### Exercise
The answer is every record that follows, printed exactly.

§ §
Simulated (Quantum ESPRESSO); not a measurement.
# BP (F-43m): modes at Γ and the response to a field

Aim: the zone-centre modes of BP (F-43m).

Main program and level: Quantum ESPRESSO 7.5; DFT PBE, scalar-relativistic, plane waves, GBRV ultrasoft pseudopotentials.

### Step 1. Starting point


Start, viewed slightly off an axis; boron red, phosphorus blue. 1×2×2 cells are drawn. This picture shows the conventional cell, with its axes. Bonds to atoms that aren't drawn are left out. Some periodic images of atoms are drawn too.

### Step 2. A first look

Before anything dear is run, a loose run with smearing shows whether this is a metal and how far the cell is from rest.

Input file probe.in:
§ §

### Answer section
Simulated (Quantum ESPRESSO); not a measurement.
# BP (F-43m): modes at Γ and the response to a field

Aim: the zone-centre modes of BP (F-43m).

Main program and level: Quantum ESPRESSO 7.5; DFT PBE, scalar-relativistic, plane waves, GBRV ultrasoft pseudopotentials.

### Step 1. Starting point


Start, viewed slightly off an axis; boron red, phosphorus blue. 1×2×2 cells are drawn. This picture shows the conventional cell, with its axes. Bonds to atoms that aren't drawn are left out. Some periodic images of atoms are drawn too.

### Step 2. A first look

Before anything dear is run, a loose run with smearing shows whether this is a metal and how far the cell is from rest.

Input file probe.in:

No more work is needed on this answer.